• [Work order]: The records below are to be repeated in full, exactly as they are.

<<<<

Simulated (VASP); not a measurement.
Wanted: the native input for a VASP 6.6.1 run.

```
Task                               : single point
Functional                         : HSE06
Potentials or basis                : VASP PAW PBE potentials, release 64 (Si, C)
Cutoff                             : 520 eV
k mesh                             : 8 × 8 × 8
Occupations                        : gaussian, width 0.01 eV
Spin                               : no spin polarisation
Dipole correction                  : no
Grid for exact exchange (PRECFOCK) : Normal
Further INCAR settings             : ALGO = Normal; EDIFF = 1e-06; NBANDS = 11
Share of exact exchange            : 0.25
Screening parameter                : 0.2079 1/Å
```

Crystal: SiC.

>>>>

• [Written response]:
Simulated (VASP); not a measurement.
Wanted: the native input for a VASP 6.6.1 run.

```
Task                               : single point
Functional                         : HSE06
Potentials or basis                : VASP PAW PBE potentials, release 64 (Si, C)
Cutoff                             : 520 eV
k mesh                             : 8 × 8 × 8
Occupations                        : gaussian, width 0.01 eV
Spin                               : no spin polarisation
Dipole correction                  : no
Grid for exact exchange (PRECFOCK) : Normal
Further INCAR settings             : ALGO = Normal; EDIFF = 1e-06; NBANDS = 11
Share of exact exchange            : 0.25
Screening parameter                : 0.2079 1/Å
```

Crystal: SiC.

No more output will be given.